DATA TO EXAMINE:
···

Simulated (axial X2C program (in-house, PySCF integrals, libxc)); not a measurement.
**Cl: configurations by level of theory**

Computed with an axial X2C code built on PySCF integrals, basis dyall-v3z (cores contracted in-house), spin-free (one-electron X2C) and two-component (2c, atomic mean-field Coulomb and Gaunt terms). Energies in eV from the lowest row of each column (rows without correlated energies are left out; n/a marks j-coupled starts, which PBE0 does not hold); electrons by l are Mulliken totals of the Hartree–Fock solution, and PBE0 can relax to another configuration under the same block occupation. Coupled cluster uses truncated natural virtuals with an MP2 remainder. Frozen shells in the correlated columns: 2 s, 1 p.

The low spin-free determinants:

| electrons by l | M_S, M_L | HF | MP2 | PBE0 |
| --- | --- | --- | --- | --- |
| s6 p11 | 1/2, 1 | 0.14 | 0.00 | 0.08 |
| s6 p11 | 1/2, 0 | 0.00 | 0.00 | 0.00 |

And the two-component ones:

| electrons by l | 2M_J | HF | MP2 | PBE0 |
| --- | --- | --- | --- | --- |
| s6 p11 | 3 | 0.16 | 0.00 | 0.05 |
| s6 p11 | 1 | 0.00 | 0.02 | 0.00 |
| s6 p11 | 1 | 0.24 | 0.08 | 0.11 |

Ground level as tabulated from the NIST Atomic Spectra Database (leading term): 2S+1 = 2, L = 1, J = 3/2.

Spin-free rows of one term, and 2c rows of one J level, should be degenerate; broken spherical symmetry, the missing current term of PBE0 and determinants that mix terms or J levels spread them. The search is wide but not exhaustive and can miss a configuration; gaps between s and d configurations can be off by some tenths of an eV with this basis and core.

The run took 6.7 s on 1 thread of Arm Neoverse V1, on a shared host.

···

EXERCISE: Above are the records. Print exactly, and only, the lines from the line with "0.08 | 0.11 |" to the line with "Spin-free rows of", both inclusive.

YOUR RESPONSE:
| s6 p11 | 1 | 0.24 | 0.08 | 0.11 |

Ground level as tabulated from the NIST Atomic Spectra Database (leading term): 2S+1 = 2, L = 1, J = 3/2.

Spin-free rows of one term, and 2c rows of one J level, should be degenerate; broken spherical symmetry, the missing current term of PBE0 and determinants that mix terms or J levels spread them. The search is wide but not exhaustive and can miss a configuration; gaps between s and d configurations can be off by some tenths of an eV with this basis and core.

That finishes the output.